• Assignment:
The entries below must be restated word for word.

• Study material:
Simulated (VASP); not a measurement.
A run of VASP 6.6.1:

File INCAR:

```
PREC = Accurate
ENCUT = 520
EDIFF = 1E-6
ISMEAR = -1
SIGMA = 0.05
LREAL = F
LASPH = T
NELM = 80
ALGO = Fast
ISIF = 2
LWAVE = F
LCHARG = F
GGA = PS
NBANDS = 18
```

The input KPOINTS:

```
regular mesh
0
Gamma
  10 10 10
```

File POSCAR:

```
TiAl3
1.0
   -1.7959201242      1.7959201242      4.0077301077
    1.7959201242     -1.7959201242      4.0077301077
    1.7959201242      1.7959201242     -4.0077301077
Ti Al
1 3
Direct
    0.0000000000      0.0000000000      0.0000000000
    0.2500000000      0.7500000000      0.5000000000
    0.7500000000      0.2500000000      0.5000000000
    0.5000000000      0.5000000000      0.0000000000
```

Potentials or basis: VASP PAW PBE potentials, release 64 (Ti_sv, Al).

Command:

• Written reply:
Simulated (VASP); not a measurement.
A run of VASP 6.6.1:

File INCAR:

```
PREC = Accurate
ENCUT = 520
EDIFF = 1E-6
ISMEAR = -1
SIGMA = 0.05
LREAL = F
LASPH = T
NELM = 80
ALGO = Fast
ISIF = 2
LWAVE = F
LCHARG = F
GGA = PS
NBANDS = 18
```

The input KPOINTS:

```
regular mesh
0
Gamma
  10 10 10
```

File POSCAR:

```
TiAl3
1.0
   -1.7959201242      1.7959201242      4.0077301077
    1.7959201242     -1.7959201242      4.0077301077
    1.7959201242      1.7959201242     -4.0077301077
Ti Al
1 3
Direct
    0.0000000000      0.0000000000      0.0000000000
    0.2500000000      0.7500000000      0.5000000000
    0.7500000000      0.2500000000      0.5000000000
    0.5000000000      0.5000000000      0.0000000000
```

Potentials or basis: VASP PAW PBE potentials, release 64 (Ti_sv, Al).

Command:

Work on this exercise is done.